[EXERCISE DATA]
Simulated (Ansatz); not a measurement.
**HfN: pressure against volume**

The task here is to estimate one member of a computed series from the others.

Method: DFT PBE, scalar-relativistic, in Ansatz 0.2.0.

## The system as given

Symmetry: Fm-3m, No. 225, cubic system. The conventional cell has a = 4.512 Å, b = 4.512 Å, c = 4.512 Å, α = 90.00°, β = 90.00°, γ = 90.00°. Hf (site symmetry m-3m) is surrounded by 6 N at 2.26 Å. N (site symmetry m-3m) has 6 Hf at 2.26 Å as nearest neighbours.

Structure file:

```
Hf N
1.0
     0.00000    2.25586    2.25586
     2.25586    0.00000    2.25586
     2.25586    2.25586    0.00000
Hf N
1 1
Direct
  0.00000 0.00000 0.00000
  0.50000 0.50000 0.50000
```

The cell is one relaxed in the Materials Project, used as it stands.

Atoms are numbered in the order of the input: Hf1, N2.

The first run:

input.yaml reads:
[/EXERCISE DATA]

Keep the wording exact. Give all of the records again.

Simulated (Ansatz); not a measurement.
**HfN: pressure against volume**

The task here is to estimate one member of a computed series from the others.

Method: DFT PBE, scalar-relativistic, in Ansatz 0.2.0.

## The system as given

Symmetry: Fm-3m, No. 225, cubic system. The conventional cell has a = 4.512 Å, b = 4.512 Å, c = 4.512 Å, α = 90.00°, β = 90.00°, γ = 90.00°. Hf (site symmetry m-3m) is surrounded by 6 N at 2.26 Å. N (site symmetry m-3m) has 6 Hf at 2.26 Å as nearest neighbours.

Structure file:

```
Hf N
1.0
     0.00000    2.25586    2.25586
     2.25586    0.00000    2.25586
     2.25586    2.25586    0.00000
Hf N
1 1
Direct
  0.00000 0.00000 0.00000
  0.50000 0.50000 0.50000
```

The cell is one relaxed in the Materials Project, used as it stands.

Atoms are numbered in the order of the input: Hf1, N2.

The first run:

input.yaml reads:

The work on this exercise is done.